• [Records supplied]:
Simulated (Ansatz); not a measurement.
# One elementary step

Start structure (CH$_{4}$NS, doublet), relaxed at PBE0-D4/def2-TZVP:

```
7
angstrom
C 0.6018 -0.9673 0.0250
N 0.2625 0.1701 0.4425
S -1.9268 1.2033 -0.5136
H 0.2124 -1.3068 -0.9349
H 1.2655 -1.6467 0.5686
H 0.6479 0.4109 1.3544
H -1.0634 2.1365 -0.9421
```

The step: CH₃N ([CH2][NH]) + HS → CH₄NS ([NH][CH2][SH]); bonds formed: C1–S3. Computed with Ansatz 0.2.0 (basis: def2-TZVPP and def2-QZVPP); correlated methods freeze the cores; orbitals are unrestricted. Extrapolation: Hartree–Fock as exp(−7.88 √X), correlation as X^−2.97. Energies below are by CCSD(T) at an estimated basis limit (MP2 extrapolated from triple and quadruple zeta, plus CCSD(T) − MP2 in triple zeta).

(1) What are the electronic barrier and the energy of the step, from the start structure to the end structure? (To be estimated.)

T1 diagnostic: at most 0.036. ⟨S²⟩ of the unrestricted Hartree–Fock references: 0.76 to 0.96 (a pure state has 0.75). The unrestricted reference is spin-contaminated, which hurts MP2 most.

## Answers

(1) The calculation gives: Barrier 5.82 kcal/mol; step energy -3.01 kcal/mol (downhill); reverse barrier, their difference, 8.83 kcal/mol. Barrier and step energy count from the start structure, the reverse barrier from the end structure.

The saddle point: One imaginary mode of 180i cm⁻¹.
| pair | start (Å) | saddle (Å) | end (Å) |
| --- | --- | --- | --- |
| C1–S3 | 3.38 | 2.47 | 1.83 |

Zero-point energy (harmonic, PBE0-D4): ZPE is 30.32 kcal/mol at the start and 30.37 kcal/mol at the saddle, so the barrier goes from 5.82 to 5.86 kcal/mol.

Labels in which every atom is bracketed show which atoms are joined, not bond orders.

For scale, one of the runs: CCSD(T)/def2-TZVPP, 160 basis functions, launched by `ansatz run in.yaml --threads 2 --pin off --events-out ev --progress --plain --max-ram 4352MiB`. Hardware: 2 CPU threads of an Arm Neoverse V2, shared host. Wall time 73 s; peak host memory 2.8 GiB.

• [Assignment]:
Set down exactly the lines from the opening line of the material through the line in which "2.47 | 1.83 |" occurs, both included, and no other lines.

• [Written answer]:
Simulated (Ansatz); not a measurement.
# One elementary step

Start structure (CH$_{4}$NS, doublet), relaxed at PBE0-D4/def2-TZVP:

```
7
angstrom
C 0.6018 -0.9673 0.0250
N 0.2625 0.1701 0.4425
S -1.9268 1.2033 -0.5136
H 0.2124 -1.3068 -0.9349
H 1.2655 -1.6467 0.5686
H 0.6479 0.4109 1.3544
H -1.0634 2.1365 -0.9421
```

The step: CH₃N ([CH2][NH]) + HS → CH₄NS ([NH][CH2][SH]); bonds formed: C1–S3. Computed with Ansatz 0.2.0 (basis: def2-TZVPP and def2-QZVPP); correlated methods freeze the cores; orbitals are unrestricted. Extrapolation: Hartree–Fock as exp(−7.88 √X), correlation as X^−2.97. Energies below are by CCSD(T) at an estimated basis limit (MP2 extrapolated from triple and quadruple zeta, plus CCSD(T) − MP2 in triple zeta).

(1) What are the electronic barrier and the energy of the step, from the start structure to the end structure? (To be estimated.)

T1 diagnostic: at most 0.036. ⟨S²⟩ of the unrestricted Hartree–Fock references: 0.76 to 0.96 (a pure state has 0.75). The unrestricted reference is spin-contaminated, which hurts MP2 most.

## Answers

(1) The calculation gives: Barrier 5.82 kcal/mol; step energy -3.01 kcal/mol (downhill); reverse barrier, their difference, 8.83 kcal/mol. Barrier and step energy count from the start structure, the reverse barrier from the end structure.

The saddle point: One imaginary mode of 180i cm⁻¹.
| pair | start (Å) | saddle (Å) | end (Å) |
| --- | --- | --- | --- |
| C1–S3 | 3.38 | 2.47 | 1.83 |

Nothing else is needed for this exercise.